> _Given data_:
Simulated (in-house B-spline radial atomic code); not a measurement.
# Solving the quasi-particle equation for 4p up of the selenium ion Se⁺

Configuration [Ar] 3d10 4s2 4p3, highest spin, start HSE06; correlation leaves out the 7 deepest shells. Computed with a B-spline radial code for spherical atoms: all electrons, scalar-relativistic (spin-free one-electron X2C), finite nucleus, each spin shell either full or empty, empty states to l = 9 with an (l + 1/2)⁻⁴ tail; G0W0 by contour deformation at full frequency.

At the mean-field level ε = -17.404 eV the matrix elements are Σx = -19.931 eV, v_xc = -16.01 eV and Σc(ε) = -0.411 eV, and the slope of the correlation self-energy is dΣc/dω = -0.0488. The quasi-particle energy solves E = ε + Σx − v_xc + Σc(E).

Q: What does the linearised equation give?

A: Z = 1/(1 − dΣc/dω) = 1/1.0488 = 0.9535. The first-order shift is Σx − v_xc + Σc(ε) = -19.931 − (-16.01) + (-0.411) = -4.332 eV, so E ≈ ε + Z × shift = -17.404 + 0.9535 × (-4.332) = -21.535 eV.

> _Work instruction_: With no line skipped, repeat the records exactly.

> _Written reply_:
Simulated (in-house B-spline radial atomic code); not a measurement.
# Solving the quasi-particle equation for 4p up of the selenium ion Se⁺

Configuration [Ar] 3d10 4s2 4p3, highest spin, start HSE06; correlation leaves out the 7 deepest shells. Computed with a B-spline radial code for spherical atoms: all electrons, scalar-relativistic (spin-free one-electron X2C), finite nucleus, each spin shell either full or empty, empty states to l = 9 with an (l + 1/2)⁻⁴ tail; G0W0 by contour deformation at full frequency.

At the mean-field level ε = -17.404 eV the matrix elements are Σx = -19.931 eV, v_xc = -16.01 eV and Σc(ε) = -0.411 eV, and the slope of the correlation self-energy is dΣc/dω = -0.0488. The quasi-particle energy solves E = ε + Σx − v_xc + Σc(E).

Q: What does the linearised equation give?

A: Z = 1/(1 − dΣc/dω) = 1/1.0488 = 0.9535. The first-order shift is Σx − v_xc + Σc(ε) = -19.931 − (-16.01) + (-0.411) = -4.332 eV, so E ≈ ε + Z × shift = -17.404 + 0.9535 × (-4.332) = -21.535 eV.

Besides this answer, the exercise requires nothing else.